[[ Entries supplied, beginning ]]
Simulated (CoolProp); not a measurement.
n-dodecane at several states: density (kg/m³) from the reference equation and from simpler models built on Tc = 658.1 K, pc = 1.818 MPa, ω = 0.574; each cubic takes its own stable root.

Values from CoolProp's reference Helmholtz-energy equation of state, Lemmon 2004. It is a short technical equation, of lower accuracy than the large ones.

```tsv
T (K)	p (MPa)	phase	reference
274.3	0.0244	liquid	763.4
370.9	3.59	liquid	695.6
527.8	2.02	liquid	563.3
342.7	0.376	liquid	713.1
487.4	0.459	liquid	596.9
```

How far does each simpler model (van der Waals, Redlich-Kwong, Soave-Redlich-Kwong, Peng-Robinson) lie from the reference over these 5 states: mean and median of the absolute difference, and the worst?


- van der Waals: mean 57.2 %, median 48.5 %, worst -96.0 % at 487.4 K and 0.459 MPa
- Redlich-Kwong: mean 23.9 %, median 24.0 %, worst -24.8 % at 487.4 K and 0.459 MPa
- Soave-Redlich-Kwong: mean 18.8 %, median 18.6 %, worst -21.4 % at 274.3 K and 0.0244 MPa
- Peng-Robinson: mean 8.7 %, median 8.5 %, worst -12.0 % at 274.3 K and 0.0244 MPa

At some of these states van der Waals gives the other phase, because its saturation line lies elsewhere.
[[ Entries supplied, end ]]

▶ [Assignment]: For the listing above, print only the lines starting at the line containing "- Soave-Redlich-Kwong: mean" and ending at the line containing "- Peng-Robinson: mean", exactly, both included.

▶ [Your response]:
- Soave-Redlich-Kwong: mean 18.8 %, median 18.6 %, worst -21.4 % at 274.3 K and 0.0244 MPa
- Peng-Robinson: mean 8.7 %, median 8.5 %, worst -12.0 % at 274.3 K and 0.0244 MPa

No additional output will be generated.